▸ Supplied records:
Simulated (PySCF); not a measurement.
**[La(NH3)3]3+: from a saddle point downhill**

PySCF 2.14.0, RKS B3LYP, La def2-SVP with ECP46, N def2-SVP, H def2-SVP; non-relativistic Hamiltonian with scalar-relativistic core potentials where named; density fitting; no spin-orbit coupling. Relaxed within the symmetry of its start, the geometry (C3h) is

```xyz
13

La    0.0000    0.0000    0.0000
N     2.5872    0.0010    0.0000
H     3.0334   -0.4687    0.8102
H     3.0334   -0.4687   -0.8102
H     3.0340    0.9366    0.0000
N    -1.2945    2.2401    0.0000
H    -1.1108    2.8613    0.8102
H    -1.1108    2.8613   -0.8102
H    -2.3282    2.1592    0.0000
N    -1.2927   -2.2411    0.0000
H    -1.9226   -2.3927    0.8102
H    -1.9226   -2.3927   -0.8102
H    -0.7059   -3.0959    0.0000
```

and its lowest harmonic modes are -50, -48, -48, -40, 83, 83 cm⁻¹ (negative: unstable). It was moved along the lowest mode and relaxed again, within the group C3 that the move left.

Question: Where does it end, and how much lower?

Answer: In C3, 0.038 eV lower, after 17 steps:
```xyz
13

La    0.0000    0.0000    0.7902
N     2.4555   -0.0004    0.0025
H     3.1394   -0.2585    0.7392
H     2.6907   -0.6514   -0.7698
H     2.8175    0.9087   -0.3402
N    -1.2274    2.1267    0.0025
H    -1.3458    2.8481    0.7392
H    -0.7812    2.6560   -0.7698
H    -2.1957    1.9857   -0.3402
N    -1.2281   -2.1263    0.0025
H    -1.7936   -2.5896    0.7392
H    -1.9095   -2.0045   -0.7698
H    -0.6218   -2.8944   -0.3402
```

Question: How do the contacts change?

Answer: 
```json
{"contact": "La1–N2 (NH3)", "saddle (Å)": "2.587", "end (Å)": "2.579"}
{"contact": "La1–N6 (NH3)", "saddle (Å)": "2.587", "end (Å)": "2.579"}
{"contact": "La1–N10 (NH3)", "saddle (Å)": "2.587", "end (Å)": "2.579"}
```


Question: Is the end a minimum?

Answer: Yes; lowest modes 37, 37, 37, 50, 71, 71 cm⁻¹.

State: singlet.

▸ Work task:
Output each line exactly, from the first line of the data down to the line that contains "saddle point downhill**", both included.

▸ Worked solution:
Simulated (PySCF); not a measurement.
**[La(NH3)3]3+: from a saddle point downhill**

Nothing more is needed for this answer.